**EXTRACTED INFORMATION**
######

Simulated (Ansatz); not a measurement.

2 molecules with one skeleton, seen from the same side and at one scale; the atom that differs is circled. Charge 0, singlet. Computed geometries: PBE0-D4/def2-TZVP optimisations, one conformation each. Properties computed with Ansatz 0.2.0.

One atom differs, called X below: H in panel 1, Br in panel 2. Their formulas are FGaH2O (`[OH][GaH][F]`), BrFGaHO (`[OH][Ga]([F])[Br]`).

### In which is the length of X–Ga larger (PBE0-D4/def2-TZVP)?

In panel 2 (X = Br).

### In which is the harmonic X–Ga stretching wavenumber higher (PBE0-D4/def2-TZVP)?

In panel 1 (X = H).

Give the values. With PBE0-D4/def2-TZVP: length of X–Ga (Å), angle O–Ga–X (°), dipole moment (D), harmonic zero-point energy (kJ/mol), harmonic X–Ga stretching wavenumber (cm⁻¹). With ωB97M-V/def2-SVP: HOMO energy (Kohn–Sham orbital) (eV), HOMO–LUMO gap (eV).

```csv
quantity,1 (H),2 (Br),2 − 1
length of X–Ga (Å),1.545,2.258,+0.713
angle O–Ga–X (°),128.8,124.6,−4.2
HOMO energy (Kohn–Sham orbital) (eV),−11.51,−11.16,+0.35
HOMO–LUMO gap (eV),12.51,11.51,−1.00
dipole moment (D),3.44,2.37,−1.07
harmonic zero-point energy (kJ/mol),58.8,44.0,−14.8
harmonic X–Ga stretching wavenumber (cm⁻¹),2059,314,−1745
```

######

**BRIEF**
Retype only the stretch of lines above starting at the one with "In panel 2 (X = Br)." and stopping at the one with "Give the values.", exactly as written, with both kept.

**RESPONSE BOX**
In panel 2 (X = Br).

### In which is the harmonic X–Ga stretching wavenumber higher (PBE0-D4/def2-TZVP)?

In panel 1 (X = H).

Give the values. With PBE0-D4/def2-TZVP: length of X–Ga (Å), angle O–Ga–X (°), dipole moment (D), harmonic zero-point energy (kJ/mol), harmonic X–Ga stretching wavenumber (cm⁻¹). With ωB97M-V/def2-SVP: HOMO energy (Kohn–Sham orbital) (eV), HOMO–LUMO gap (eV).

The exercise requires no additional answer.